Given entries
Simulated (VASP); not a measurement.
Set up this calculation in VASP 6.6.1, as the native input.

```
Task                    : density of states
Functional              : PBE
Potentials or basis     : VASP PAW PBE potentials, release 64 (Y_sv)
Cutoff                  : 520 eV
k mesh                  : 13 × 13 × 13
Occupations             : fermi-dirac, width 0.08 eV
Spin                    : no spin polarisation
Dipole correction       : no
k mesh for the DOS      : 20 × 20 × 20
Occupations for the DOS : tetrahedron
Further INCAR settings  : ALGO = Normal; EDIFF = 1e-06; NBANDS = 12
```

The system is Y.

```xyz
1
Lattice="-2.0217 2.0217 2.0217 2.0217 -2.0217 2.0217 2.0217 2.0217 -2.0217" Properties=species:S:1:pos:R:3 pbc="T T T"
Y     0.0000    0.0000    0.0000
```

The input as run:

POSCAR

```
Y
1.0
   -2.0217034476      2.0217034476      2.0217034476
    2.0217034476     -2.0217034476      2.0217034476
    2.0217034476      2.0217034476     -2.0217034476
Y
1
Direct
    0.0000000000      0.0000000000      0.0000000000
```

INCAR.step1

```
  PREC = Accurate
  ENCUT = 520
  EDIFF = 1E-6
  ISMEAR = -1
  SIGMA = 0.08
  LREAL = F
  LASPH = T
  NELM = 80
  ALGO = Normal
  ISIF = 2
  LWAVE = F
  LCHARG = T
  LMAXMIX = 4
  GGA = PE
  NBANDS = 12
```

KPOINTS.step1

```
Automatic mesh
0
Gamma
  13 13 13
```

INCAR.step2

Work order
Please print the listing exactly, keeping each line as it is.

Problem solution
Simulated (VASP); not a measurement.
Set up this calculation in VASP 6.6.1, as the native input.

```
Task                    : density of states
Functional              : PBE
Potentials or basis     : VASP PAW PBE potentials, release 64 (Y_sv)
Cutoff                  : 520 eV
k mesh                  : 13 × 13 × 13
Occupations             : fermi-dirac, width 0.08 eV
Spin                    : no spin polarisation
Dipole correction       : no
k mesh for the DOS      : 20 × 20 × 20
Occupations for the DOS : tetrahedron
Further INCAR settings  : ALGO = Normal; EDIFF = 1e-06; NBANDS = 12
```

The system is Y.

```xyz
1
Lattice="-2.0217 2.0217 2.0217 2.0217 -2.0217 2.0217 2.0217 2.0217 -2.0217" Properties=species:S:1:pos:R:3 pbc="T T T"
Y     0.0000    0.0000    0.0000
```

The input as run:

POSCAR

```
Y
1.0
   -2.0217034476      2.0217034476      2.0217034476
    2.0217034476     -2.0217034476      2.0217034476
    2.0217034476      2.0217034476     -2.0217034476
Y
1
Direct
    0.0000000000      0.0000000000      0.0000000000
```

INCAR.step1

```
  PREC = Accurate
  ENCUT = 520
  EDIFF = 1E-6
  ISMEAR = -1
  SIGMA = 0.08
  LREAL = F
  LASPH = T
  NELM = 80
  ALGO = Normal
  ISIF = 2
  LWAVE = F
  LCHARG = T
  LMAXMIX = 4
  GGA = PE
  NBANDS = 12
```

KPOINTS.step1

```
Automatic mesh
0
Gamma
  13 13 13
```

INCAR.step2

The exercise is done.